_Work order_. Below are the records; restate all of them word for word.

_Dataset entries_.
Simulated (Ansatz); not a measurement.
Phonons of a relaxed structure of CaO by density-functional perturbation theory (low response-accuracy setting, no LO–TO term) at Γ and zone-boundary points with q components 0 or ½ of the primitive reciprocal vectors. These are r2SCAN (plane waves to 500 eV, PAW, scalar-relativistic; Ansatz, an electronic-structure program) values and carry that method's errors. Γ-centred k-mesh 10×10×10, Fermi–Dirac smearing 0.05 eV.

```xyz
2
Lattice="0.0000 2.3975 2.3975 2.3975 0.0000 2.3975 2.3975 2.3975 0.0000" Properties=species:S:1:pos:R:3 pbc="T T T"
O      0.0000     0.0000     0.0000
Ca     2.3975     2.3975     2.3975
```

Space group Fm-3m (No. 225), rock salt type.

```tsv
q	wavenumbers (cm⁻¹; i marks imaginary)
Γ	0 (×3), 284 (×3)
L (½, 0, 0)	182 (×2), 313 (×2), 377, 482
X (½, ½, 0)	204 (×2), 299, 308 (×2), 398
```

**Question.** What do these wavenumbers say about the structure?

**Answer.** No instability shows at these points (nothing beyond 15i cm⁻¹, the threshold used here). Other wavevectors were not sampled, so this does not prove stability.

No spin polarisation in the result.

_Answer box_.
Simulated (Ansatz); not a measurement.
Phonons of a relaxed structure of CaO by density-functional perturbation theory (low response-accuracy setting, no LO–TO term) at Γ and zone-boundary points with q components 0 or ½ of the primitive reciprocal vectors. These are r2SCAN (plane waves to 500 eV, PAW, scalar-relativistic; Ansatz, an electronic-structure program) values and carry that method's errors. Γ-centred k-mesh 10×10×10, Fermi–Dirac smearing 0.05 eV.

```xyz
2
Lattice="0.0000 2.3975 2.3975 2.3975 0.0000 2.3975 2.3975 2.3975 0.0000" Properties=species:S:1:pos:R:3 pbc="T T T"
O      0.0000     0.0000     0.0000
Ca     2.3975     2.3975     2.3975
```

Space group Fm-3m (No. 225), rock salt type.

```tsv
q	wavenumbers (cm⁻¹; i marks imaginary)
Γ	0 (×3), 284 (×3)
L (½, 0, 0)	182 (×2), 313 (×2), 377, 482
X (½, ½, 0)	204 (×2), 299, 308 (×2), 398
```

**Question.** What do these wavenumbers say about the structure?

**Answer.** No instability shows at these points (nothing beyond 15i cm⁻¹, the threshold used here). Other wavevectors were not sampled, so this does not prove stability.

No spin polarisation in the result.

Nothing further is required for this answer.